» **Work item**:
A word-for-word restatement of the full listing is required.

::: Material supplied
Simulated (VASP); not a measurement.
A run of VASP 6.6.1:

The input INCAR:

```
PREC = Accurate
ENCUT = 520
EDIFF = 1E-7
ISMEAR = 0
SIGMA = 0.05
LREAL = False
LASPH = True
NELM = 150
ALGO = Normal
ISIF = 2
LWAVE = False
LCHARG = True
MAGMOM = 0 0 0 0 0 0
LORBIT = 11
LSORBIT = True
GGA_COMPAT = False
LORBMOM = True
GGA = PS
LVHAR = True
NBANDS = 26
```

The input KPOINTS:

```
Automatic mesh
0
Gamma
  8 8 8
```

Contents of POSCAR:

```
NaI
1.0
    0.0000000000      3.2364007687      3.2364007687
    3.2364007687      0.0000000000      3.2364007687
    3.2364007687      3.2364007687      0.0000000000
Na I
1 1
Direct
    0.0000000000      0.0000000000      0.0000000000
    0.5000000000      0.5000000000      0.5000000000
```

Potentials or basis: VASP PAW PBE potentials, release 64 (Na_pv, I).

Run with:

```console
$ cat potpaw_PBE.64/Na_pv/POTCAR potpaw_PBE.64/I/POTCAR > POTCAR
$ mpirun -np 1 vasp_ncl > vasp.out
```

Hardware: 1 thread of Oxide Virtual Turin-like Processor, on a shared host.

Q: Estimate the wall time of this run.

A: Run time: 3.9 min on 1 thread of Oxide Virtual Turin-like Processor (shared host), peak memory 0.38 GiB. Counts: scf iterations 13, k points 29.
::::::

» **Result**:
Simulated (VASP); not a measurement.
A run of VASP 6.6.1:

The input INCAR:

```
PREC = Accurate
ENCUT = 520
EDIFF = 1E-7
ISMEAR = 0
SIGMA = 0.05
LREAL = False
LASPH = True
NELM = 150
ALGO = Normal
ISIF = 2
LWAVE = False
LCHARG = True
MAGMOM = 0 0 0 0 0 0
LORBIT = 11
LSORBIT = True
GGA_COMPAT = False
LORBMOM = True
GGA = PS
LVHAR = True
NBANDS = 26
```

The input KPOINTS:

```
Automatic mesh
0
Gamma
  8 8 8
```

Contents of POSCAR:

```
NaI
1.0
    0.0000000000      3.2364007687      3.2364007687
    3.2364007687      0.0000000000      3.2364007687
    3.2364007687      3.2364007687      0.0000000000
Na I
1 1
Direct
    0.0000000000      0.0000000000      0.0000000000
    0.5000000000      0.5000000000      0.5000000000
```

Potentials or basis: VASP PAW PBE potentials, release 64 (Na_pv, I).

Run with:

```console
$ cat potpaw_PBE.64/Na_pv/POTCAR potpaw_PBE.64/I/POTCAR > POTCAR
$ mpirun -np 1 vasp_ncl > vasp.out
```

Hardware: 1 thread of Oxide Virtual Turin-like Processor, on a shared host.

Q: Estimate the wall time of this run.

A: Run time: 3.9 min on 1 thread of Oxide Virtual Turin-like Processor (shared host), peak memory 0.38 GiB. Counts: scf iterations 13, k points 29.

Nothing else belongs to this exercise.